# Work task:
These entries are to be set down again exactly.

————————
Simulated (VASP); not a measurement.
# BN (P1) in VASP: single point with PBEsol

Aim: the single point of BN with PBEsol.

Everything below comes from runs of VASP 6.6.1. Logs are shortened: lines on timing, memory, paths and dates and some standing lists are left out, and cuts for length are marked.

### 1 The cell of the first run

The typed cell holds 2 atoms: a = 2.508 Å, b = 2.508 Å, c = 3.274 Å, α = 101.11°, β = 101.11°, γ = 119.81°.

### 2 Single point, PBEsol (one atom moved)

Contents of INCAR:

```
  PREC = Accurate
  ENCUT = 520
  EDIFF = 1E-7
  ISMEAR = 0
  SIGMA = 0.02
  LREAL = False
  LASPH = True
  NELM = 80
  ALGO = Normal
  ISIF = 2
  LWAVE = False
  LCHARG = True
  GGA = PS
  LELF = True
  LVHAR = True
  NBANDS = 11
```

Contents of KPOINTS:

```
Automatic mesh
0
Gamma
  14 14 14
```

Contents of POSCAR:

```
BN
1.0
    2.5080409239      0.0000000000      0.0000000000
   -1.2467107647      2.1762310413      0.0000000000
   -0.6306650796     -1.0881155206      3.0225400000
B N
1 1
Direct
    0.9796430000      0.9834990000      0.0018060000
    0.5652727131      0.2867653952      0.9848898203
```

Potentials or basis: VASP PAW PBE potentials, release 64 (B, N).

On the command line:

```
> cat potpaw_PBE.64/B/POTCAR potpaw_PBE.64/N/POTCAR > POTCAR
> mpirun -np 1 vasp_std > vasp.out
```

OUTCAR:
————————

# Answer area:
Simulated (VASP); not a measurement.
# BN (P1) in VASP: single point with PBEsol

Aim: the single point of BN with PBEsol.

Everything below comes from runs of VASP 6.6.1. Logs are shortened: lines on timing, memory, paths and dates and some standing lists are left out, and cuts for length are marked.

### 1 The cell of the first run

The typed cell holds 2 atoms: a = 2.508 Å, b = 2.508 Å, c = 3.274 Å, α = 101.11°, β = 101.11°, γ = 119.81°.

### 2 Single point, PBEsol (one atom moved)

Contents of INCAR:

```
  PREC = Accurate
  ENCUT = 520
  EDIFF = 1E-7
  ISMEAR = 0
  SIGMA = 0.02
  LREAL = False
  LASPH = True
  NELM = 80
  ALGO = Normal
  ISIF = 2
  LWAVE = False
  LCHARG = True
  GGA = PS
  LELF = True
  LVHAR = True
  NBANDS = 11
```

Contents of KPOINTS:

```
Automatic mesh
0
Gamma
  14 14 14
```

Contents of POSCAR:

```
BN
1.0
    2.5080409239      0.0000000000      0.0000000000
   -1.2467107647      2.1762310413      0.0000000000
   -0.6306650796     -1.0881155206      3.0225400000
B N
1 1
Direct
    0.9796430000      0.9834990000      0.0018060000
    0.5652727131      0.2867653952      0.9848898203
```

Potentials or basis: VASP PAW PBE potentials, release 64 (B, N).

On the command line:

```
> cat potpaw_PBE.64/B/POTCAR potpaw_PBE.64/N/POTCAR > POTCAR
> mpirun -np 1 vasp_std > vasp.out
```

OUTCAR:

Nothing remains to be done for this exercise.